* **ACTIVITY**:
Here is a listing. Reproduce it exactly.

*** Opening DATASET CONTENT ***

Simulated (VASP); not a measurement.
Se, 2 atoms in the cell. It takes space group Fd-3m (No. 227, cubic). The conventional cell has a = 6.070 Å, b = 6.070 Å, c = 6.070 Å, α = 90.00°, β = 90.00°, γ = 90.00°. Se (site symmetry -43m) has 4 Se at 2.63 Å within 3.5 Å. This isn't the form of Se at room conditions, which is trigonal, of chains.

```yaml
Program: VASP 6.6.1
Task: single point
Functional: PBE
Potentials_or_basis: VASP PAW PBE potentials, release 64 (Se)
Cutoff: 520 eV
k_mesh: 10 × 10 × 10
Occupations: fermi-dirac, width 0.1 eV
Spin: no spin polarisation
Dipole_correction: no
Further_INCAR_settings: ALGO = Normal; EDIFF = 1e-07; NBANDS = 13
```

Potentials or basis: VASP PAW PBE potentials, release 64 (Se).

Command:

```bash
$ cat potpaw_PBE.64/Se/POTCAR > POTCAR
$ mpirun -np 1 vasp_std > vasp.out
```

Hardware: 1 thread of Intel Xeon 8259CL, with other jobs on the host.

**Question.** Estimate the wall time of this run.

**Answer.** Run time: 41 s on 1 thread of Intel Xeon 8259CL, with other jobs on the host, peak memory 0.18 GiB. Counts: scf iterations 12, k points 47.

*** Closing DATASET CONTENT ***

* **EXERCISE RESPONSE**:
Simulated (VASP); not a measurement.
Se, 2 atoms in the cell. It takes space group Fd-3m (No. 227, cubic). The conventional cell has a = 6.070 Å, b = 6.070 Å, c = 6.070 Å, α = 90.00°, β = 90.00°, γ = 90.00°. Se (site symmetry -43m) has 4 Se at 2.63 Å within 3.5 Å. This isn't the form of Se at room conditions, which is trigonal, of chains.

```yaml
Program: VASP 6.6.1
Task: single point
Functional: PBE
Potentials_or_basis: VASP PAW PBE potentials, release 64 (Se)
Cutoff: 520 eV
k_mesh: 10 × 10 × 10
Occupations: fermi-dirac, width 0.1 eV
Spin: no spin polarisation
Dipole_correction: no
Further_INCAR_settings: ALGO = Normal; EDIFF = 1e-07; NBANDS = 13
```

Potentials or basis: VASP PAW PBE potentials, release 64 (Se).

Command:

```bash
$ cat potpaw_PBE.64/Se/POTCAR > POTCAR
$ mpirun -np 1 vasp_std > vasp.out
```

Hardware: 1 thread of Intel Xeon 8259CL, with other jobs on the host.

**Question.** Estimate the wall time of this run.

**Answer.** Run time: 41 s on 1 thread of Intel Xeon 8259CL, with other jobs on the host, peak memory 0.18 GiB. Counts: scf iterations 12, k points 47.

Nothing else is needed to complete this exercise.